■ Exercise: Every word of the data below has to be copied faithfully.

** Data extracts follows **

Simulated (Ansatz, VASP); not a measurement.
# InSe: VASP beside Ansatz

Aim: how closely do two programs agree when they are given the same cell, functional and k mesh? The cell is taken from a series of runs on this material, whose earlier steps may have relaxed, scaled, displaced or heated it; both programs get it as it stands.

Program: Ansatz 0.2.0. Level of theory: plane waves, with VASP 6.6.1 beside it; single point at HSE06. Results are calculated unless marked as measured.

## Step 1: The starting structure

** End of Data extracts **

■ Answer box:
Simulated (Ansatz, VASP); not a measurement.
# InSe: VASP beside Ansatz

Aim: how closely do two programs agree when they are given the same cell, functional and k mesh? The cell is taken from a series of runs on this material, whose earlier steps may have relaxed, scaled, displaced or heated it; both programs get it as it stands.

Program: Ansatz 0.2.0. Level of theory: plane waves, with VASP 6.6.1 beside it; single point at HSE06. Results are calculated unless marked as measured.

## Step 1: The starting structure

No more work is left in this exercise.